__________

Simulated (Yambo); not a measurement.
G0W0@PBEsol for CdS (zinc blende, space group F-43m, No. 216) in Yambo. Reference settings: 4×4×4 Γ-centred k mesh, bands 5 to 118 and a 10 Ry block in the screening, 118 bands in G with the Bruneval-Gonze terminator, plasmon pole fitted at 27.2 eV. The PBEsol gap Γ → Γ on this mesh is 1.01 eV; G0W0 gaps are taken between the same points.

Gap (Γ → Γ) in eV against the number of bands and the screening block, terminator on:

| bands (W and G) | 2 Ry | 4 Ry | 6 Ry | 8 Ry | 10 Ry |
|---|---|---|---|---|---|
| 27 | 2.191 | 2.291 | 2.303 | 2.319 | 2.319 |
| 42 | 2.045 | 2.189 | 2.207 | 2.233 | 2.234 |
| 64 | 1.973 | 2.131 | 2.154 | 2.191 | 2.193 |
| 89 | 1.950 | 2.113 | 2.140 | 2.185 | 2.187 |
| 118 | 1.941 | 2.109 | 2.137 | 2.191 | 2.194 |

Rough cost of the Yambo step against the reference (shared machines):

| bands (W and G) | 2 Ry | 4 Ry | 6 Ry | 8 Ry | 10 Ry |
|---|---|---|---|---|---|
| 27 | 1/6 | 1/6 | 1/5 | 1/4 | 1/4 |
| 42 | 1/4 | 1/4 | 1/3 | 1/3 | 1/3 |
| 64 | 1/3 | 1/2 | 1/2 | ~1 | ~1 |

__________

**Assignment**
Look above and return each line of the records exactly, from the very first through the line with "1/3 | 1/3 | 1/3 |", both included.

**Written reply**
Simulated (Yambo); not a measurement.
G0W0@PBEsol for CdS (zinc blende, space group F-43m, No. 216) in Yambo. Reference settings: 4×4×4 Γ-centred k mesh, bands 5 to 118 and a 10 Ry block in the screening, 118 bands in G with the Bruneval-Gonze terminator, plasmon pole fitted at 27.2 eV. The PBEsol gap Γ → Γ on this mesh is 1.01 eV; G0W0 gaps are taken between the same points.

Gap (Γ → Γ) in eV against the number of bands and the screening block, terminator on:

| bands (W and G) | 2 Ry | 4 Ry | 6 Ry | 8 Ry | 10 Ry |
|---|---|---|---|---|---|
| 27 | 2.191 | 2.291 | 2.303 | 2.319 | 2.319 |
| 42 | 2.045 | 2.189 | 2.207 | 2.233 | 2.234 |
| 64 | 1.973 | 2.131 | 2.154 | 2.191 | 2.193 |
| 89 | 1.950 | 2.113 | 2.140 | 2.185 | 2.187 |
| 118 | 1.941 | 2.109 | 2.137 | 2.191 | 2.194 |

Rough cost of the Yambo step against the reference (shared machines):

| bands (W and G) | 2 Ry | 4 Ry | 6 Ry | 8 Ry | 10 Ry |
|---|---|---|---|---|---|
| 27 | 1/6 | 1/6 | 1/5 | 1/4 | 1/4 |
| 42 | 1/4 | 1/4 | 1/3 | 1/3 | 1/3 |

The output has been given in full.